*WORK ITEM*
Reproduce exactly the lines below from the one containing "0.1992 | -0.6686 |" through the one containing "1.8999 | 0.9353 |", including both, and nothing else.

*SUPPLIED MATERIAL*
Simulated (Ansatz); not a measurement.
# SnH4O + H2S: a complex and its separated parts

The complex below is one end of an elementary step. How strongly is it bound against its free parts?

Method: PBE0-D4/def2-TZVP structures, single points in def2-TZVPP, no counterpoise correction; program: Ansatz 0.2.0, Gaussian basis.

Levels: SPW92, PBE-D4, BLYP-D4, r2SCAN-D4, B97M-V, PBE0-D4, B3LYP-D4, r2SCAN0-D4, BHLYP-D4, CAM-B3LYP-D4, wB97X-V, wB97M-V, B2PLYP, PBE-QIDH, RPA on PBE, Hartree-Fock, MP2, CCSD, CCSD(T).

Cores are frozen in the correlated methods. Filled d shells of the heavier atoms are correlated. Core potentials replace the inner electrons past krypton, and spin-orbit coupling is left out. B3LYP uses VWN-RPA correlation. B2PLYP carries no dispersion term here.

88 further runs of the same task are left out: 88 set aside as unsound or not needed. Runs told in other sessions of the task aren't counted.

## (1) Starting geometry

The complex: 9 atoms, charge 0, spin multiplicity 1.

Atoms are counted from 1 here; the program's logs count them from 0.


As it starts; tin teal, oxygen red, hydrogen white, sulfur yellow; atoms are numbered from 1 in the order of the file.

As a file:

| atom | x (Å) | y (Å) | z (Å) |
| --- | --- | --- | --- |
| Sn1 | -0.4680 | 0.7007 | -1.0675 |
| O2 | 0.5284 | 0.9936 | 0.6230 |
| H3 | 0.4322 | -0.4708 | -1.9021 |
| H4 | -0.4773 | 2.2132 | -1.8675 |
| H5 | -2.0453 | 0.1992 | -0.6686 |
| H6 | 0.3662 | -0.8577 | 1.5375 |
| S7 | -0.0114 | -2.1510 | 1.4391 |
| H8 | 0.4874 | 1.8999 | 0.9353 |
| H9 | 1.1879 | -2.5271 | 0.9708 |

*YOUR SOLUTION*
| H5 | -2.0453 | 0.1992 | -0.6686 |
| H6 | 0.3662 | -0.8577 | 1.5375 |
| S7 | -0.0114 | -2.1510 | 1.4391 |
| H8 | 0.4874 | 1.8999 | 0.9353 |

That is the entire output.